> **DATA PROVIDED**
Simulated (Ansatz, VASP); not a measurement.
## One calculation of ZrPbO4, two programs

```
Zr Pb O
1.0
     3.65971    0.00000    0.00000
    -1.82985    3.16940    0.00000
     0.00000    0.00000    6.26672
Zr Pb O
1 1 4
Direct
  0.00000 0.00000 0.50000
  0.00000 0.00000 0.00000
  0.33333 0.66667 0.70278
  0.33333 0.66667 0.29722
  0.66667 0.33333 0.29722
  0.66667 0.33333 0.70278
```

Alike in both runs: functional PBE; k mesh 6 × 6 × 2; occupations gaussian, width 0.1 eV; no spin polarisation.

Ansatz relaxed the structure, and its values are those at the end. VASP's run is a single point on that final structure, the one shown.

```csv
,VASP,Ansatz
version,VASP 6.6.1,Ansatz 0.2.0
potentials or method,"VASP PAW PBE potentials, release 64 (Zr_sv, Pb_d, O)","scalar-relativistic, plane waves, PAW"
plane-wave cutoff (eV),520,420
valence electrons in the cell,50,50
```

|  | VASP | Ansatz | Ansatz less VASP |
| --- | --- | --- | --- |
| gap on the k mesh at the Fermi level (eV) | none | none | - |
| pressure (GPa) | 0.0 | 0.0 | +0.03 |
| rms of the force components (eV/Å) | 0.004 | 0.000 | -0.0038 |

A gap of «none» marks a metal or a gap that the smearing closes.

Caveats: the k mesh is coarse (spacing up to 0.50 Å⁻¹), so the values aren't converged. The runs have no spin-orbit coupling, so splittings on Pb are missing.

> **WORK INSTRUCTION**
Please give back the records exactly as written, beginning at the first line and including the line that holds "none | none | - |" as the last.

> **REPLY**
Simulated (Ansatz, VASP); not a measurement.
## One calculation of ZrPbO4, two programs

```
Zr Pb O
1.0
     3.65971    0.00000    0.00000
    -1.82985    3.16940    0.00000
     0.00000    0.00000    6.26672
Zr Pb O
1 1 4
Direct
  0.00000 0.00000 0.50000
  0.00000 0.00000 0.00000
  0.33333 0.66667 0.70278
  0.33333 0.66667 0.29722
  0.66667 0.33333 0.29722
  0.66667 0.33333 0.70278
```

Alike in both runs: functional PBE; k mesh 6 × 6 × 2; occupations gaussian, width 0.1 eV; no spin polarisation.

Ansatz relaxed the structure, and its values are those at the end. VASP's run is a single point on that final structure, the one shown.

```csv
,VASP,Ansatz
version,VASP 6.6.1,Ansatz 0.2.0
potentials or method,"VASP PAW PBE potentials, release 64 (Zr_sv, Pb_d, O)","scalar-relativistic, plane waves, PAW"
plane-wave cutoff (eV),520,420
valence electrons in the cell,50,50
```

|  | VASP | Ansatz | Ansatz less VASP |
| --- | --- | --- | --- |
| gap on the k mesh at the Fermi level (eV) | none | none | - |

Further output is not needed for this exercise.